Brief>
Each entry below is to be copied verbatim, with no line missing.

Data listing>
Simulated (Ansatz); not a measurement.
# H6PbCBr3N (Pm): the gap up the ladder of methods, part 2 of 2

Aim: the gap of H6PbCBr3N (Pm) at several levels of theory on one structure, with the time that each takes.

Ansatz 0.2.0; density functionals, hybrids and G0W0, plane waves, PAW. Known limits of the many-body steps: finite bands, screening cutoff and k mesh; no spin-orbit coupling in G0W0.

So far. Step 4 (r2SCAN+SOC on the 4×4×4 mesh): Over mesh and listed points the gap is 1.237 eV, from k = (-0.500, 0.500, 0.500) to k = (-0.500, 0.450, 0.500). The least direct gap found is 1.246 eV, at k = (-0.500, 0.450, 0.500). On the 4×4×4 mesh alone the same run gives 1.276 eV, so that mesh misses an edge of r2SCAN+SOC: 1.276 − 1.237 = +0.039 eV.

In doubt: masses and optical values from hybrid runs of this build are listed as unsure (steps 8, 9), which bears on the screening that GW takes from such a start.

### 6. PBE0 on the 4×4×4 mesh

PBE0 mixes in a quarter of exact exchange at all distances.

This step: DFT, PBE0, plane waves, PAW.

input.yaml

Your solution>
Simulated (Ansatz); not a measurement.
# H6PbCBr3N (Pm): the gap up the ladder of methods, part 2 of 2

Aim: the gap of H6PbCBr3N (Pm) at several levels of theory on one structure, with the time that each takes.

Ansatz 0.2.0; density functionals, hybrids and G0W0, plane waves, PAW. Known limits of the many-body steps: finite bands, screening cutoff and k mesh; no spin-orbit coupling in G0W0.

So far. Step 4 (r2SCAN+SOC on the 4×4×4 mesh): Over mesh and listed points the gap is 1.237 eV, from k = (-0.500, 0.500, 0.500) to k = (-0.500, 0.450, 0.500). The least direct gap found is 1.246 eV, at k = (-0.500, 0.450, 0.500). On the 4×4×4 mesh alone the same run gives 1.276 eV, so that mesh misses an edge of r2SCAN+SOC: 1.276 − 1.237 = +0.039 eV.

In doubt: masses and optical values from hybrid runs of this build are listed as unsure (steps 8, 9), which bears on the screening that GW takes from such a start.

### 6. PBE0 on the 4×4×4 mesh

PBE0 mixes in a quarter of exact exchange at all distances.

This step: DFT, PBE0, plane waves, PAW.

input.yaml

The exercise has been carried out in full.